**ASSIGNED TASK:**
Please copy the material under this line exactly, keeping every line.

**SUPPLIED DATA:**
-*-

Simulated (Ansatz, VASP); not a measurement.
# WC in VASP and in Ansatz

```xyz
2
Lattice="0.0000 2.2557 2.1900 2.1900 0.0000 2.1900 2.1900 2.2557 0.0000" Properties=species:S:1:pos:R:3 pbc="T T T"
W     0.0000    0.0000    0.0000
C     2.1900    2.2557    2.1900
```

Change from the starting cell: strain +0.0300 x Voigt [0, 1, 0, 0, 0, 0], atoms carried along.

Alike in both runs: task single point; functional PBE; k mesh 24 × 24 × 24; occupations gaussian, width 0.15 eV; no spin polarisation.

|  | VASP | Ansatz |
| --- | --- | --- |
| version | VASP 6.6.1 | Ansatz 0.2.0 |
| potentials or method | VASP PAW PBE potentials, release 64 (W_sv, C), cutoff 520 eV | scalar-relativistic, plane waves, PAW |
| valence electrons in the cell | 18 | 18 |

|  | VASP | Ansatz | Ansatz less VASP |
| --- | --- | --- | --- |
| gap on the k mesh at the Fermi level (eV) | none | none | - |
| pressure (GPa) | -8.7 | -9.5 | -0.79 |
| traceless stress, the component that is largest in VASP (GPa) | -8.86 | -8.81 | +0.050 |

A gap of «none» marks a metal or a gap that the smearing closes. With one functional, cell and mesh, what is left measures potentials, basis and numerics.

-*-

**EXERCISE OUTPUT:**
Simulated (Ansatz, VASP); not a measurement.
# WC in VASP and in Ansatz

```xyz
2
Lattice="0.0000 2.2557 2.1900 2.1900 0.0000 2.1900 2.1900 2.2557 0.0000" Properties=species:S:1:pos:R:3 pbc="T T T"
W     0.0000    0.0000    0.0000
C     2.1900    2.2557    2.1900
```

Change from the starting cell: strain +0.0300 x Voigt [0, 1, 0, 0, 0, 0], atoms carried along.

Alike in both runs: task single point; functional PBE; k mesh 24 × 24 × 24; occupations gaussian, width 0.15 eV; no spin polarisation.

|  | VASP | Ansatz |
| --- | --- | --- |
| version | VASP 6.6.1 | Ansatz 0.2.0 |
| potentials or method | VASP PAW PBE potentials, release 64 (W_sv, C), cutoff 520 eV | scalar-relativistic, plane waves, PAW |
| valence electrons in the cell | 18 | 18 |

|  | VASP | Ansatz | Ansatz less VASP |
| --- | --- | --- | --- |
| gap on the k mesh at the Fermi level (eV) | none | none | - |
| pressure (GPa) | -8.7 | -9.5 | -0.79 |
| traceless stress, the component that is largest in VASP (GPa) | -8.86 | -8.81 | +0.050 |

A gap of «none» marks a metal or a gap that the smearing closes. With one functional, cell and mesh, what is left measures potentials, basis and numerics.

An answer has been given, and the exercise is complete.